━━ LISTED ENTRIES

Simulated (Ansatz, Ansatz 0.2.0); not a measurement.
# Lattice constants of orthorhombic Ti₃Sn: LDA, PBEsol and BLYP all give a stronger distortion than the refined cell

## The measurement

━━━━

== ACTIVITY ==
Please copy the material above without changing a single word.

== EXPECTED ANSWER ==
Simulated (Ansatz, Ansatz 0.2.0); not a measurement.
# Lattice constants of orthorhombic Ti₃Sn: LDA, PBEsol and BLYP all give a stronger distortion than the refined cell

## The measurement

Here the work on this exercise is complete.